* [WORK ORDER]
From the listing below, copy only the lines running from the line that contains "A structure optimised" to the line that contains "Task: What are", both included.

* [EXCERPTED DATA]
--
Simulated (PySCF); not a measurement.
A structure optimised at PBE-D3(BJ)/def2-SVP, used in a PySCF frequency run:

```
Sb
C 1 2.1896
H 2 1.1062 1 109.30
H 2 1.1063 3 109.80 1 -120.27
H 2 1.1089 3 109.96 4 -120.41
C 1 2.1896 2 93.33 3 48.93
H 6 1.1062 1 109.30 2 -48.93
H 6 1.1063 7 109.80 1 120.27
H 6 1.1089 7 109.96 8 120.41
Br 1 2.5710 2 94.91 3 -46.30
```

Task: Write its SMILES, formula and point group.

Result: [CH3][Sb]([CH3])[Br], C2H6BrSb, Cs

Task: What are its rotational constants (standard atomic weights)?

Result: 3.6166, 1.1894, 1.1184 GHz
--

* [ANSWER AREA]
A structure optimised at PBE-D3(BJ)/def2-SVP, used in a PySCF frequency run:

```
Sb
C 1 2.1896
H 2 1.1062 1 109.30
H 2 1.1063 3 109.80 1 -120.27
H 2 1.1089 3 109.96 4 -120.41
C 1 2.1896 2 93.33 3 48.93
H 6 1.1062 1 109.30 2 -48.93
H 6 1.1063 7 109.80 1 120.27
H 6 1.1089 7 109.96 8 120.41
Br 1 2.5710 2 94.91 3 -46.30
```

Task: Write its SMILES, formula and point group.

Result: [CH3][Sb]([CH3])[Br], C2H6BrSb, Cs

Task: What are its rotational constants (standard atomic weights)?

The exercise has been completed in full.